Work request: Exactly as they stand, set down the following records once more.

★ ★ ★ ★ ★ ★ ★

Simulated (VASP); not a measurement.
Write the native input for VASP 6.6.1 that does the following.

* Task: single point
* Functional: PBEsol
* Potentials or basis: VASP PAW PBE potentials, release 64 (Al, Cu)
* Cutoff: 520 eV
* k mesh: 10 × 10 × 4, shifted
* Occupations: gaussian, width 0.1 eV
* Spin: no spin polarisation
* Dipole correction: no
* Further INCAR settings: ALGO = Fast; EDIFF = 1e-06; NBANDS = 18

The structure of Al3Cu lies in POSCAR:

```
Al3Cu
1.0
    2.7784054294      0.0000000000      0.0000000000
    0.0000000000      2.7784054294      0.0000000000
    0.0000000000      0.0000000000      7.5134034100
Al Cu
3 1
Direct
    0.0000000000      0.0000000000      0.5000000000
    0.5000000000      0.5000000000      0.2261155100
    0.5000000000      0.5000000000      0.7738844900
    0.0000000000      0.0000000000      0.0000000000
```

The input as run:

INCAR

★ ★ ★ ★ ★ ★ ★

Reply:
Simulated (VASP); not a measurement.
Write the native input for VASP 6.6.1 that does the following.

* Task: single point
* Functional: PBEsol
* Potentials or basis: VASP PAW PBE potentials, release 64 (Al, Cu)
* Cutoff: 520 eV
* k mesh: 10 × 10 × 4, shifted
* Occupations: gaussian, width 0.1 eV
* Spin: no spin polarisation
* Dipole correction: no
* Further INCAR settings: ALGO = Fast; EDIFF = 1e-06; NBANDS = 18

The structure of Al3Cu lies in POSCAR:

```
Al3Cu
1.0
    2.7784054294      0.0000000000      0.0000000000
    0.0000000000      2.7784054294      0.0000000000
    0.0000000000      0.0000000000      7.5134034100
Al Cu
3 1
Direct
    0.0000000000      0.0000000000      0.5000000000
    0.5000000000      0.5000000000      0.2261155100
    0.5000000000      0.5000000000      0.7738844900
    0.0000000000      0.0000000000      0.0000000000
```

The input as run:

INCAR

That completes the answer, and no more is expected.